- WORK TASK
Return exactly and only these lines: the first of the listing through the one containing "Write a Python".

- DATA LISTING
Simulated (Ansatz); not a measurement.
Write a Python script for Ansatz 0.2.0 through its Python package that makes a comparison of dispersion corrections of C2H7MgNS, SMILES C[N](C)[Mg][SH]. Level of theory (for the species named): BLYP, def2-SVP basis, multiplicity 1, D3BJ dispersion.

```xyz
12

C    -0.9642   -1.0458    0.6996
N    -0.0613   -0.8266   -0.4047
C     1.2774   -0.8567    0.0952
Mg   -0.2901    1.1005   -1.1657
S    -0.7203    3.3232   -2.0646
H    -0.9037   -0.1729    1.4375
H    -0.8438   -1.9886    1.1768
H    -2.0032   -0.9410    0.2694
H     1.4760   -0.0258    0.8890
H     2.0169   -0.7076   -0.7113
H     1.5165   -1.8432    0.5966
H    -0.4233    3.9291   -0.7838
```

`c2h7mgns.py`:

- REPLY
Simulated (Ansatz); not a measurement.
Write a Python script for Ansatz 0.2.0 through its Python package that makes a comparison of dispersion corrections of C2H7MgNS, SMILES C[N](C)[Mg][SH]. Level of theory (for the species named): BLYP, def2-SVP basis, multiplicity 1, D3BJ dispersion.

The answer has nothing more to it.